══════
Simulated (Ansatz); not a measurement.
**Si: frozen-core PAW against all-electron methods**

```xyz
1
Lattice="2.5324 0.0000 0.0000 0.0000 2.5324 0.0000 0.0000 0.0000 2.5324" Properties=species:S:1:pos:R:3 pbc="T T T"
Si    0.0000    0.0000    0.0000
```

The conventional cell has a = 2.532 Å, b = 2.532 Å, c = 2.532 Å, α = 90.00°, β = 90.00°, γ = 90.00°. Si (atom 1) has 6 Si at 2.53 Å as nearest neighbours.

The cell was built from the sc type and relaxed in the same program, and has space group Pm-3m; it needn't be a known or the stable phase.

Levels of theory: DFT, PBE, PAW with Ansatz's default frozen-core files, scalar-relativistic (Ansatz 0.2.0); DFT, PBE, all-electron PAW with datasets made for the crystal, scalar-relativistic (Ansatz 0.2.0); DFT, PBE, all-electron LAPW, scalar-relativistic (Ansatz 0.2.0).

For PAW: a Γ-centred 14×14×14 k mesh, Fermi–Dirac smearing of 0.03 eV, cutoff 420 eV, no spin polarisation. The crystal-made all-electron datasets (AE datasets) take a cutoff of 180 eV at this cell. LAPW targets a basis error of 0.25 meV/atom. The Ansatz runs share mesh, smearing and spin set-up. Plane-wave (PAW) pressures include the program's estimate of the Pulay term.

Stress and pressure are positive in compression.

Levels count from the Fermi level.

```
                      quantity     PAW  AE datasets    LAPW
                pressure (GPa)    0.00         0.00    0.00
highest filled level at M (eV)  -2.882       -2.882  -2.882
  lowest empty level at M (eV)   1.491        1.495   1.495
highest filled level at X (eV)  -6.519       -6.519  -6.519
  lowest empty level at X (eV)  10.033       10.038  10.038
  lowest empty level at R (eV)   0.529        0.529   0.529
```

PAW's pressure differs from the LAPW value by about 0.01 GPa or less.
══════

:: BRIEF ::
The answer is the lines above between the line holding "The conventional cell" and the line holding "The cell was", inclusive, each written out exactly, and no others.

:: RESULT ::
The conventional cell has a = 2.532 Å, b = 2.532 Å, c = 2.532 Å, α = 90.00°, β = 90.00°, γ = 90.00°. Si (atom 1) has 6 Si at 2.53 Å as nearest neighbours.

The cell was built from the sc type and relaxed in the same program, and has space group Pm-3m; it needn't be a known or the stable phase.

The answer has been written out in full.